→ Information supplied
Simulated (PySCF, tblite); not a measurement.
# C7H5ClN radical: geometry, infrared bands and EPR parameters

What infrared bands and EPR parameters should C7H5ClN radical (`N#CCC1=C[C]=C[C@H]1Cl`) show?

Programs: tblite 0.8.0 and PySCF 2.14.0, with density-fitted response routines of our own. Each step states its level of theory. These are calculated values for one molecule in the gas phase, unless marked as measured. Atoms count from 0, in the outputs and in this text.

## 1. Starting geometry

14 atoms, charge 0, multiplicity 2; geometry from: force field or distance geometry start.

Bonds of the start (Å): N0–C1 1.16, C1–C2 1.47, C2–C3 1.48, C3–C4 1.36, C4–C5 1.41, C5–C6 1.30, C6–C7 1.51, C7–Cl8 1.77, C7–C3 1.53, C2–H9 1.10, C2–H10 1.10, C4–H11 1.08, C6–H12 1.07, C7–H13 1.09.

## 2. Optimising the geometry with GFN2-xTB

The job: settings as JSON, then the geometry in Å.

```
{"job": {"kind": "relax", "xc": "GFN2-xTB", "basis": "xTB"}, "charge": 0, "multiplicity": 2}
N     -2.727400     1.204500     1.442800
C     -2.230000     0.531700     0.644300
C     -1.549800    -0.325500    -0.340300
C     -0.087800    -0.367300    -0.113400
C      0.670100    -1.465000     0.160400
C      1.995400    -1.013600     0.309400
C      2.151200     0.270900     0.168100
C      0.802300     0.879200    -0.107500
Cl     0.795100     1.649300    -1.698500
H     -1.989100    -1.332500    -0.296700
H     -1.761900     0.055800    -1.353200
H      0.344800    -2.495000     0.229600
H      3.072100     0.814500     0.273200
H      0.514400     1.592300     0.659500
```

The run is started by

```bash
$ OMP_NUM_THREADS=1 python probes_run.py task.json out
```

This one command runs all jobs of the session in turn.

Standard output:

→ Activity
Write down, word for word, the lines above from the one containing "The run is started by" through the one containing "This one command", both ends included.

→ Exercise output
The run is started by

```bash
$ OMP_NUM_THREADS=1 python probes_run.py task.json out
```

This one command runs all jobs of the session in turn.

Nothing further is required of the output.